• Work task
Retype each line exactly as it stands, beginning at the first line of the material and finishing with the line that contains "Calculation: PBE-D3(BJ)/def2-TZVP //".

▼▼▼

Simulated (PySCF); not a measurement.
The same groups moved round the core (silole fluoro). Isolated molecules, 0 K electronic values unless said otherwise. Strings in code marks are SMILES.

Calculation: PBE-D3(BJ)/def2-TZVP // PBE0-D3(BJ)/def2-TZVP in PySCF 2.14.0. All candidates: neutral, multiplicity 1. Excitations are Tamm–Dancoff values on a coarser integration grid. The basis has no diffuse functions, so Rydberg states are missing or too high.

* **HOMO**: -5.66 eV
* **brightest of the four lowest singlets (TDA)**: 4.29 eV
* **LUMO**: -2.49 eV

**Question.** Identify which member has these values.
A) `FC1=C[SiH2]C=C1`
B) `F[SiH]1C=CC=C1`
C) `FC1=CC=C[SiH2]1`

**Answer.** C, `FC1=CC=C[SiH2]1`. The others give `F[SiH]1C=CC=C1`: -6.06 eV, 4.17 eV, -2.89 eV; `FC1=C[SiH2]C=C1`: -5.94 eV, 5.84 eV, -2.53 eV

▲▲▲

• Response area
Simulated (PySCF); not a measurement.
The same groups moved round the core (silole fluoro). Isolated molecules, 0 K electronic values unless said otherwise. Strings in code marks are SMILES.

Calculation: PBE-D3(BJ)/def2-TZVP // PBE0-D3(BJ)/def2-TZVP in PySCF 2.14.0. All candidates: neutral, multiplicity 1. Excitations are Tamm–Dancoff values on a coarser integration grid. The basis has no diffuse functions, so Rydberg states are missing or too high.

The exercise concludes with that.